| SOURCE INFORMATION |
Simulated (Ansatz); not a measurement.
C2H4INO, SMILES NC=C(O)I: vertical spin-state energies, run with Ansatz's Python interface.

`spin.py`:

| TASK ITEM |
Each entry should be written out again exactly, with no word left out.

| WRITTEN RESPONSE |
Simulated (Ansatz); not a measurement.
C2H4INO, SMILES NC=C(O)I: vertical spin-state energies, run with Ansatz's Python interface.

`spin.py`:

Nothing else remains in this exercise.